## RECORDED INFORMATION

####################

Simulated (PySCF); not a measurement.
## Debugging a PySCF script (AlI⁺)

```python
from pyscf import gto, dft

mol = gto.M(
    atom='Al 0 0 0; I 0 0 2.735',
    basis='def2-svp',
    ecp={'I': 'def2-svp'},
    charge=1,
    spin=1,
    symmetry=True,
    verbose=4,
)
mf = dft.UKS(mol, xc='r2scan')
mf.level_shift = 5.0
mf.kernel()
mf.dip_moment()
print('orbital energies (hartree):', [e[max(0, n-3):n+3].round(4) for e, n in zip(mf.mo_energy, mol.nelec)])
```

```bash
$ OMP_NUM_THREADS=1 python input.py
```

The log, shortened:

####################

## TASK ITEM
Retype each line of the listing exactly as it was given above.

## SOLUTION
Simulated (PySCF); not a measurement.
## Debugging a PySCF script (AlI⁺)

```python
from pyscf import gto, dft

mol = gto.M(
    atom='Al 0 0 0; I 0 0 2.735',
    basis='def2-svp',
    ecp={'I': 'def2-svp'},
    charge=1,
    spin=1,
    symmetry=True,
    verbose=4,
)
mf = dft.UKS(mol, xc='r2scan')
mf.level_shift = 5.0
mf.kernel()
mf.dip_moment()
print('orbital energies (hartree):', [e[max(0, n-3):n+3].round(4) for e, n in zip(mf.mo_energy, mol.nelec)])
```

```bash
$ OMP_NUM_THREADS=1 python input.py
```

The log, shortened:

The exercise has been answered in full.